### Source material
◇ ◇ ◇
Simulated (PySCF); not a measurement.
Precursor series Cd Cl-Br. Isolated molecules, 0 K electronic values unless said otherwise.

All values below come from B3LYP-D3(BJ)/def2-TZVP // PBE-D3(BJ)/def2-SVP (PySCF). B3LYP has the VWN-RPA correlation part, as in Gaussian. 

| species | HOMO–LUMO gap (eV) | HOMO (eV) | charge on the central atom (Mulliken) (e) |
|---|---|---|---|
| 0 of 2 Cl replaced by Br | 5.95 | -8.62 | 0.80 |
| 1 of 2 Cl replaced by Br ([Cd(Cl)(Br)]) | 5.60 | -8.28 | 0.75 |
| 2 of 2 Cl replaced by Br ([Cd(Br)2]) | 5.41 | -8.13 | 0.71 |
◇ ◇ ◇

### Assignment
Transcribe the lines above between the line holding "-8.62 | 0.80 |" and the line holding "-8.28 | 0.75 |", inclusive, exactly as they stand and with nothing added.

### Response area
| 0 of 2 Cl replaced by Br | 5.95 | -8.62 | 0.80 |
| 1 of 2 Cl replaced by Br ([Cd(Cl)(Br)]) | 5.60 | -8.28 | 0.75 |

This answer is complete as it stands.